Work request: Transcribe the listing below only from the line with "Periodic cell of" up to and including the line with "This geometry differs".

Provided records:
§

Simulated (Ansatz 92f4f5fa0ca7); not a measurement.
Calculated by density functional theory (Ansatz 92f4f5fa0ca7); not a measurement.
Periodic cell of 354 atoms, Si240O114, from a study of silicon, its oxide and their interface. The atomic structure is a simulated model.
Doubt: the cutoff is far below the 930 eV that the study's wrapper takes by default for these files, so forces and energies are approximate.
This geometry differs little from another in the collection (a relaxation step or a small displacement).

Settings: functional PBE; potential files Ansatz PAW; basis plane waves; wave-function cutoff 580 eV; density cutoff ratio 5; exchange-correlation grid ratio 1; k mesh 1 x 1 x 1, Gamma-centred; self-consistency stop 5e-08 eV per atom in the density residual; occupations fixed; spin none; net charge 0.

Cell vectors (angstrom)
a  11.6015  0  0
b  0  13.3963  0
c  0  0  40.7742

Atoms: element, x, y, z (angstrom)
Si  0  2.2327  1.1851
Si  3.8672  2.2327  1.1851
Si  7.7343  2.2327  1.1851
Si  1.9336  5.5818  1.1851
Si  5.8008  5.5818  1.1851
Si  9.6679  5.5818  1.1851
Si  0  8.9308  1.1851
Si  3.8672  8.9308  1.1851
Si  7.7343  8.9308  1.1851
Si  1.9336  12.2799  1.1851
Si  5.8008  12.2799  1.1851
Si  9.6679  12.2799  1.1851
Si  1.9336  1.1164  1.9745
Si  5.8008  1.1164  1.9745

§

Exercise solution:
Periodic cell of 354 atoms, Si240O114, from a study of silicon, its oxide and their interface. The atomic structure is a simulated model.
Doubt: the cutoff is far below the 930 eV that the study's wrapper takes by default for these files, so forces and energies are approximate.
This geometry differs little from another in the collection (a relaxation step or a small displacement).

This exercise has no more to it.